■ ■ ■

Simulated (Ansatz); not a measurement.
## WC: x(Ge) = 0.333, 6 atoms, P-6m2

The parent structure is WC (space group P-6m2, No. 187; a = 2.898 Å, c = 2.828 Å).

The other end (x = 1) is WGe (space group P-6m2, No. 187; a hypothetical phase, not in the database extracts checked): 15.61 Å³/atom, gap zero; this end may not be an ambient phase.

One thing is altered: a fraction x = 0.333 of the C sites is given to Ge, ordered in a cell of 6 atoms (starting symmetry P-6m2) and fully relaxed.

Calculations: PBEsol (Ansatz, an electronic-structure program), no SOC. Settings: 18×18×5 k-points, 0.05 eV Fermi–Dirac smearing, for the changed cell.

■ ■ ■

[Brief]
Write each record above out again exactly as it reads.

[Written reply]
Simulated (Ansatz); not a measurement.
## WC: x(Ge) = 0.333, 6 atoms, P-6m2

The parent structure is WC (space group P-6m2, No. 187; a = 2.898 Å, c = 2.828 Å).

The other end (x = 1) is WGe (space group P-6m2, No. 187; a hypothetical phase, not in the database extracts checked): 15.61 Å³/atom, gap zero; this end may not be an ambient phase.

One thing is altered: a fraction x = 0.333 of the C sites is given to Ge, ordered in a cell of 6 atoms (starting symmetry P-6m2) and fully relaxed.

Calculations: PBEsol (Ansatz, an electronic-structure program), no SOC. Settings: 18×18×5 k-points, 0.05 eV Fermi–Dirac smearing, for the changed cell.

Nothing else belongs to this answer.